DATA EXTRACTS ->
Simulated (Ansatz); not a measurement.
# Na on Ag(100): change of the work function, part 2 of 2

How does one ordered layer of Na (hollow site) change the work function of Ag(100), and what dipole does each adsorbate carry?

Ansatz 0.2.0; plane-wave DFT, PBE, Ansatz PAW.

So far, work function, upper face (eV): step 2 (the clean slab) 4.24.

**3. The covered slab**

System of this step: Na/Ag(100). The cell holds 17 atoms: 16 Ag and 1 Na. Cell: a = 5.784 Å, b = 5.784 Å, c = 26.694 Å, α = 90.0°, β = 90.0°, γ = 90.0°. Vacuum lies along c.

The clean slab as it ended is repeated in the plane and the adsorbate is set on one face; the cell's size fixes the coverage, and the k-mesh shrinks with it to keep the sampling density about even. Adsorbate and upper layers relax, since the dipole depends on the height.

WORK ITEM ->
From the first line to the last, copy the data exactly.

EXPECTED ANSWER ->
Simulated (Ansatz); not a measurement.
# Na on Ag(100): change of the work function, part 2 of 2

How does one ordered layer of Na (hollow site) change the work function of Ag(100), and what dipole does each adsorbate carry?

Ansatz 0.2.0; plane-wave DFT, PBE, Ansatz PAW.

So far, work function, upper face (eV): step 2 (the clean slab) 4.24.

**3. The covered slab**

System of this step: Na/Ag(100). The cell holds 17 atoms: 16 Ag and 1 Na. Cell: a = 5.784 Å, b = 5.784 Å, c = 26.694 Å, α = 90.0°, β = 90.0°, γ = 90.0°. Vacuum lies along c.

The clean slab as it ended is repeated in the plane and the adsorbate is set on one face; the cell's size fixes the coverage, and the k-mesh shrinks with it to keep the sampling density about even. Adsorbate and upper layers relax, since the dipole depends on the height.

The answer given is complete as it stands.